Top of DATASET CONTENT
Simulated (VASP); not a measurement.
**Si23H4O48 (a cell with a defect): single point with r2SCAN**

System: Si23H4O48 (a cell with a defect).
Bottom of DATASET CONTENT

Reproduce every entry above exactly as it was written.

Simulated (VASP); not a measurement.
**Si23H4O48 (a cell with a defect): single point with r2SCAN**

System: Si23H4O48 (a cell with a defect).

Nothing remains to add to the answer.